● PROVIDED DATA:
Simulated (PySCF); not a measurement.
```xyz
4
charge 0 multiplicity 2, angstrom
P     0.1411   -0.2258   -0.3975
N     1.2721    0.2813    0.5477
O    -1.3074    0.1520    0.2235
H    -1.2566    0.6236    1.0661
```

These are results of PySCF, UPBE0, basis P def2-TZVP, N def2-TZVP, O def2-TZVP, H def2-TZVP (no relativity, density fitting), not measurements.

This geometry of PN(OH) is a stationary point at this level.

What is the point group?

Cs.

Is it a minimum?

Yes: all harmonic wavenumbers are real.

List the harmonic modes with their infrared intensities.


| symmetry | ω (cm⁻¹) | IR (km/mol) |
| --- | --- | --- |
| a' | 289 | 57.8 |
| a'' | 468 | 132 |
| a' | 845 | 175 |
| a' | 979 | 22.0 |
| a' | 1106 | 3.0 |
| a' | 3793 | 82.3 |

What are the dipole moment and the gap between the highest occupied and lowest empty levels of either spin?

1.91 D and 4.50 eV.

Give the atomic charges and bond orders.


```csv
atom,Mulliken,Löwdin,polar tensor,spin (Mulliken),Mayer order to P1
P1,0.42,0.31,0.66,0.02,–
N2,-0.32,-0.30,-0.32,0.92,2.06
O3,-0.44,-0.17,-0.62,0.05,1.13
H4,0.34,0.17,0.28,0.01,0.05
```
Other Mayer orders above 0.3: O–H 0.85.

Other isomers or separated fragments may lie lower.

● WORK ITEM:
Reproduce exactly the lines of the records above from the one with "468 | 132 |" to the one with "Other Mayer orders above 0.3: O–H 0.85.", both included, and leave out everything else.

● YOUR RESPONSE:
| a'' | 468 | 132 |
| a' | 845 | 175 |
| a' | 979 | 22.0 |
| a' | 1106 | 3.0 |
| a' | 3793 | 82.3 |

What are the dipole moment and the gap between the highest occupied and lowest empty levels of either spin?

1.91 D and 4.50 eV.

Give the atomic charges and bond orders.


```csv
atom,Mulliken,Löwdin,polar tensor,spin (Mulliken),Mayer order to P1
P1,0.42,0.31,0.66,0.02,–
N2,-0.32,-0.30,-0.32,0.92,2.06
O3,-0.44,-0.17,-0.62,0.05,1.13
H4,0.34,0.17,0.28,0.01,0.05
```
Other Mayer orders above 0.3: O–H 0.85.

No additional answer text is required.